▸ **ACTIVITY**
Return, word for word, only the lines of the data below that lie between the line with "Question: Which values does VASP return?" and the line with "Atom by atom", those two lines included.

○ ○ ○

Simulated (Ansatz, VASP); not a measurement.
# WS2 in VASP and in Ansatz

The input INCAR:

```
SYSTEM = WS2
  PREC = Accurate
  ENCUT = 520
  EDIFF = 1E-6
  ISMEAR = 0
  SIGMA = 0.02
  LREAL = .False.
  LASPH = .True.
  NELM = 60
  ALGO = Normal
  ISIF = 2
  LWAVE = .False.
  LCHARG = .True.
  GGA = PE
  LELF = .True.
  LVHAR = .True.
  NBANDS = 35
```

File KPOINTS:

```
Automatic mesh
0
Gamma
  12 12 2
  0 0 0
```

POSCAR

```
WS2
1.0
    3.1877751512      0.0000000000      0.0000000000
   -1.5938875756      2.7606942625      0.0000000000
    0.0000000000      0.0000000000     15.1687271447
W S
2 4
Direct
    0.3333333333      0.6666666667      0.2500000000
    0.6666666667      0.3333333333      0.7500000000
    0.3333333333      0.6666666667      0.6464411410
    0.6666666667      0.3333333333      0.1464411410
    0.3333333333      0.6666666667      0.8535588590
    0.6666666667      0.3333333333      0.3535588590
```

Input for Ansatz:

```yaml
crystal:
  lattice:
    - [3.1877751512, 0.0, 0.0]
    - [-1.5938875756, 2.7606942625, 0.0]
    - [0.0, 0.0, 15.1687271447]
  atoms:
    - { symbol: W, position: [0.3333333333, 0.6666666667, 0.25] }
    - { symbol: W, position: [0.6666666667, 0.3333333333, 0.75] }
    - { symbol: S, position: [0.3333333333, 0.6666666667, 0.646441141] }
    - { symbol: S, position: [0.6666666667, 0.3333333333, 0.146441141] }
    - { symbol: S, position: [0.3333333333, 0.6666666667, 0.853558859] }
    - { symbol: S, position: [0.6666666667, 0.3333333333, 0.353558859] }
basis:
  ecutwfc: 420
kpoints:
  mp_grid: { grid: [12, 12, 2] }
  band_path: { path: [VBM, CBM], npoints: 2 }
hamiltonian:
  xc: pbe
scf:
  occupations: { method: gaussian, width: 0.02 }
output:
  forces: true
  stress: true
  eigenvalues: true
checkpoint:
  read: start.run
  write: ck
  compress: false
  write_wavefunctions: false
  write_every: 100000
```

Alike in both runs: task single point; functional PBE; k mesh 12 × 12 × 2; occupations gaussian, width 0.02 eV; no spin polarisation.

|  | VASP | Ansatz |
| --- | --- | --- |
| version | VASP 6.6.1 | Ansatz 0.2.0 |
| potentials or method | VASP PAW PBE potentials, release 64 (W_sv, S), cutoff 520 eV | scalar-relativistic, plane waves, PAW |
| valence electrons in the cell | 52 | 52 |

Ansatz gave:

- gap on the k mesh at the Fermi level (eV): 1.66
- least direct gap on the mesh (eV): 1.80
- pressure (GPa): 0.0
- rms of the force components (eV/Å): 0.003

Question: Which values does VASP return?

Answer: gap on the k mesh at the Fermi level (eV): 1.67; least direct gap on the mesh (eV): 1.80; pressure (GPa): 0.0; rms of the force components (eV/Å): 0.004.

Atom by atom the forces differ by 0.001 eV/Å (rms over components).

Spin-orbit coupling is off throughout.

○ ○ ○

▸ **EXERCISE OUTPUT**
Question: Which values does VASP return?

Answer: gap on the k mesh at the Fermi level (eV): 1.67; least direct gap on the mesh (eV): 1.80; pressure (GPa): 0.0; rms of the force components (eV/Å): 0.004.

Atom by atom the forces differ by 0.001 eV/Å (rms over components).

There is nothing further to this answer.